§ **ASSIGNMENT**:
Would you retype every entry that follows without altering a word?

§ **DATA SUPPLIED**:
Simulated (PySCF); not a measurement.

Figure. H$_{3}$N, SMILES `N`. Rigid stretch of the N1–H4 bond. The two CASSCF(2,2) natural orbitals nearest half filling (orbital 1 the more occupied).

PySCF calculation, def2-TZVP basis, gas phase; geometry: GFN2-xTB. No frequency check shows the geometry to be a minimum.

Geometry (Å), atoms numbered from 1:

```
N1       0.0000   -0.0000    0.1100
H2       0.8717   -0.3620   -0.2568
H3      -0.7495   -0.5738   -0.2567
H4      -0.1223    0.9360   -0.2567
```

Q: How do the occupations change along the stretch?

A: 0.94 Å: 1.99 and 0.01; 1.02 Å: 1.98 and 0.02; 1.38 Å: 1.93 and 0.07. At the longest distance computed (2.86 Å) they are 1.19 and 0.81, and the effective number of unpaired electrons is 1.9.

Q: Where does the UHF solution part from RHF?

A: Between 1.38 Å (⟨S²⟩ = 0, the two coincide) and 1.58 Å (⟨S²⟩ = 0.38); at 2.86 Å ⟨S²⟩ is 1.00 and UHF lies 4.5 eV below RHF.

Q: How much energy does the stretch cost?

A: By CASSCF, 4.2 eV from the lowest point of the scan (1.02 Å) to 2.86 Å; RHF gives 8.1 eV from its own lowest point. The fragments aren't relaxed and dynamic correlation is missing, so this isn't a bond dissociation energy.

§ **TASK RESULT**:
Simulated (PySCF); not a measurement.

Figure. H$_{3}$N, SMILES `N`. Rigid stretch of the N1–H4 bond. The two CASSCF(2,2) natural orbitals nearest half filling (orbital 1 the more occupied).

PySCF calculation, def2-TZVP basis, gas phase; geometry: GFN2-xTB. No frequency check shows the geometry to be a minimum.

Geometry (Å), atoms numbered from 1:

```
N1       0.0000   -0.0000    0.1100
H2       0.8717   -0.3620   -0.2568
H3      -0.7495   -0.5738   -0.2567
H4      -0.1223    0.9360   -0.2567
```

Q: How do the occupations change along the stretch?

A: 0.94 Å: 1.99 and 0.01; 1.02 Å: 1.98 and 0.02; 1.38 Å: 1.93 and 0.07. At the longest distance computed (2.86 Å) they are 1.19 and 0.81, and the effective number of unpaired electrons is 1.9.

Q: Where does the UHF solution part from RHF?

A: Between 1.38 Å (⟨S²⟩ = 0, the two coincide) and 1.58 Å (⟨S²⟩ = 0.38); at 2.86 Å ⟨S²⟩ is 1.00 and UHF lies 4.5 eV below RHF.

Q: How much energy does the stretch cost?

A: By CASSCF, 4.2 eV from the lowest point of the scan (1.02 Å) to 2.86 Å; RHF gives 8.1 eV from its own lowest point. The fragments aren't relaxed and dynamic correlation is missing, so this isn't a bond dissociation energy.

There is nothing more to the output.